### Assigned task
Your task is to reproduce the entries below word for word.

### Data
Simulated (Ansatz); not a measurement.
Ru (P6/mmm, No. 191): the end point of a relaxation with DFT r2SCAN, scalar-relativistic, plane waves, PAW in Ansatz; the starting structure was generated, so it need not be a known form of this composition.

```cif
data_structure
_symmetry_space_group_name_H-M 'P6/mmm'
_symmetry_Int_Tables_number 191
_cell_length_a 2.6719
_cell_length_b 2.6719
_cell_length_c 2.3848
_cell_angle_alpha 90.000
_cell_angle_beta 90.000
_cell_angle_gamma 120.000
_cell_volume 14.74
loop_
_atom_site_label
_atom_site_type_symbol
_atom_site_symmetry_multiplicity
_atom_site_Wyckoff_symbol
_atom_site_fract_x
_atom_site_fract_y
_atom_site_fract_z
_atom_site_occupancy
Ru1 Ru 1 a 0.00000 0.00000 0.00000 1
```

### Expected answer
Simulated (Ansatz); not a measurement.
Ru (P6/mmm, No. 191): the end point of a relaxation with DFT r2SCAN, scalar-relativistic, plane waves, PAW in Ansatz; the starting structure was generated, so it need not be a known form of this composition.

```cif
data_structure
_symmetry_space_group_name_H-M 'P6/mmm'
_symmetry_Int_Tables_number 191
_cell_length_a 2.6719
_cell_length_b 2.6719
_cell_length_c 2.3848
_cell_angle_alpha 90.000
_cell_angle_beta 90.000
_cell_angle_gamma 120.000
_cell_volume 14.74
loop_
_atom_site_label
_atom_site_type_symbol
_atom_site_symmetry_multiplicity
_atom_site_Wyckoff_symbol
_atom_site_fract_x
_atom_site_fract_y
_atom_site_fract_z
_atom_site_occupancy
Ru1 Ru 1 a 0.00000 0.00000 0.00000 1
```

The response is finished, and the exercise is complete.